_TASK ITEM_.
All lines from the start of the listing below through the line containing "The atoms are" are to be written out again exactly, and no others.

*** MATERIAL PROVIDED Section Begins ***

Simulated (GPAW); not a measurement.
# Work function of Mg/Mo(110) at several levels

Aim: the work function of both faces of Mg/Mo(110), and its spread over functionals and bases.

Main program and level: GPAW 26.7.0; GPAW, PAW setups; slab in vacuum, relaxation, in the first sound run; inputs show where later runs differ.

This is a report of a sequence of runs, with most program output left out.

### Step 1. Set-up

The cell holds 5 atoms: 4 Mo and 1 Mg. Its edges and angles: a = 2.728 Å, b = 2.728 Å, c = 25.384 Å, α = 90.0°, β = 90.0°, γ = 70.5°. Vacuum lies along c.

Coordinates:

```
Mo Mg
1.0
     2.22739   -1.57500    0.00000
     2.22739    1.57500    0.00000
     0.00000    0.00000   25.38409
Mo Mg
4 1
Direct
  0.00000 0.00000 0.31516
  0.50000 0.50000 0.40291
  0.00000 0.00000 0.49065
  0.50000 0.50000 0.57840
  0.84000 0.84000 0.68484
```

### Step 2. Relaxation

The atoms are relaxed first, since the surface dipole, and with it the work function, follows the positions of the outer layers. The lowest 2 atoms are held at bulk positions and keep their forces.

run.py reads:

*** MATERIAL PROVIDED Section Ends ***

_REPLY_.
Simulated (GPAW); not a measurement.
# Work function of Mg/Mo(110) at several levels

Aim: the work function of both faces of Mg/Mo(110), and its spread over functionals and bases.

Main program and level: GPAW 26.7.0; GPAW, PAW setups; slab in vacuum, relaxation, in the first sound run; inputs show where later runs differ.

This is a report of a sequence of runs, with most program output left out.

### Step 1. Set-up

The cell holds 5 atoms: 4 Mo and 1 Mg. Its edges and angles: a = 2.728 Å, b = 2.728 Å, c = 25.384 Å, α = 90.0°, β = 90.0°, γ = 70.5°. Vacuum lies along c.

Coordinates:

```
Mo Mg
1.0
     2.22739   -1.57500    0.00000
     2.22739    1.57500    0.00000
     0.00000    0.00000   25.38409
Mo Mg
4 1
Direct
  0.00000 0.00000 0.31516
  0.50000 0.50000 0.40291
  0.00000 0.00000 0.49065
  0.50000 0.50000 0.57840
  0.84000 0.84000 0.68484
```

### Step 2. Relaxation

The atoms are relaxed first, since the surface dipole, and with it the work function, follows the positions of the outer layers. The lowest 2 atoms are held at bulk positions and keep their forces.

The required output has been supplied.